********************

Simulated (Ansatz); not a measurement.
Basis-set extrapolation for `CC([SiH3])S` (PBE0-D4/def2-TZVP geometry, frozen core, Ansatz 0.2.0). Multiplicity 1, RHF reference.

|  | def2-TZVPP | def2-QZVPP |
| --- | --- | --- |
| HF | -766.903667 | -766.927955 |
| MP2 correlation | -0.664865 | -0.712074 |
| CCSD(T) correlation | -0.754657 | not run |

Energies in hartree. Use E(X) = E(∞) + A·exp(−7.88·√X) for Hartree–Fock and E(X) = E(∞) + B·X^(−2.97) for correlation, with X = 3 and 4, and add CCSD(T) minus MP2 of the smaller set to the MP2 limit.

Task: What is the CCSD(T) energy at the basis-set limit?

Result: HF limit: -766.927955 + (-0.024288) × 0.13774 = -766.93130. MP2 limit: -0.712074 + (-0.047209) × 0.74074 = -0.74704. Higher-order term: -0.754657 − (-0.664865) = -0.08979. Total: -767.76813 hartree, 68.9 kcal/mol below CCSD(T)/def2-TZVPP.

********************

● Requirement: The required output is the exact run of lines from the beginning of the listing above to the line that contains "Task: What is", inclusive of both.

● Response box:
Simulated (Ansatz); not a measurement.
Basis-set extrapolation for `CC([SiH3])S` (PBE0-D4/def2-TZVP geometry, frozen core, Ansatz 0.2.0). Multiplicity 1, RHF reference.

|  | def2-TZVPP | def2-QZVPP |
| --- | --- | --- |
| HF | -766.903667 | -766.927955 |
| MP2 correlation | -0.664865 | -0.712074 |
| CCSD(T) correlation | -0.754657 | not run |

Energies in hartree. Use E(X) = E(∞) + A·exp(−7.88·√X) for Hartree–Fock and E(X) = E(∞) + B·X^(−2.97) for correlation, with X = 3 and 4, and add CCSD(T) minus MP2 of the smaller set to the MP2 limit.

Task: What is the CCSD(T) energy at the basis-set limit?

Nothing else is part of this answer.